**PROVIDED RECORDS**
########

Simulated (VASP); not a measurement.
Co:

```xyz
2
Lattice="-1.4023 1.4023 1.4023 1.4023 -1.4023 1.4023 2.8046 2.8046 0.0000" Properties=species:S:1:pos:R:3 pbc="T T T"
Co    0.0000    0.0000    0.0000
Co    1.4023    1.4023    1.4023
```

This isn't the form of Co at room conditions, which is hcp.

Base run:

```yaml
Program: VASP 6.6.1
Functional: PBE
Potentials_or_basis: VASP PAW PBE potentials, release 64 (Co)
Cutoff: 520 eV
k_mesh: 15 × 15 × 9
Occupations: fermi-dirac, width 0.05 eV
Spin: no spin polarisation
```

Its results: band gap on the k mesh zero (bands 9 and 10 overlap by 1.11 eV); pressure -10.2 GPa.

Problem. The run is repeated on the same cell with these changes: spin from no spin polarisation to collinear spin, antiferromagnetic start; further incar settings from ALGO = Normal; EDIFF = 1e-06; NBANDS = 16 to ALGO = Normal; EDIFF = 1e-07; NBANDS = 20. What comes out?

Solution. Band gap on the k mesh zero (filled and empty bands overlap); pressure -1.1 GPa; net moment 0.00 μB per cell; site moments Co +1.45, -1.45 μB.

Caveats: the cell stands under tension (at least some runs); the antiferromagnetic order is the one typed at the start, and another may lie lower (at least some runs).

########

**REQUIREMENT**
For this exercise, return the material above in full and exactly.

**YOUR RESPONSE**
Simulated (VASP); not a measurement.
Co:

```xyz
2
Lattice="-1.4023 1.4023 1.4023 1.4023 -1.4023 1.4023 2.8046 2.8046 0.0000" Properties=species:S:1:pos:R:3 pbc="T T T"
Co    0.0000    0.0000    0.0000
Co    1.4023    1.4023    1.4023
```

This isn't the form of Co at room conditions, which is hcp.

Base run:

```yaml
Program: VASP 6.6.1
Functional: PBE
Potentials_or_basis: VASP PAW PBE potentials, release 64 (Co)
Cutoff: 520 eV
k_mesh: 15 × 15 × 9
Occupations: fermi-dirac, width 0.05 eV
Spin: no spin polarisation
```

Its results: band gap on the k mesh zero (bands 9 and 10 overlap by 1.11 eV); pressure -10.2 GPa.

Problem. The run is repeated on the same cell with these changes: spin from no spin polarisation to collinear spin, antiferromagnetic start; further incar settings from ALGO = Normal; EDIFF = 1e-06; NBANDS = 16 to ALGO = Normal; EDIFF = 1e-07; NBANDS = 20. What comes out?

Solution. Band gap on the k mesh zero (filled and empty bands overlap); pressure -1.1 GPa; net moment 0.00 μB per cell; site moments Co +1.45, -1.45 μB.

Caveats: the cell stands under tension (at least some runs); the antiferromagnetic order is the one typed at the start, and another may lie lower (at least some runs).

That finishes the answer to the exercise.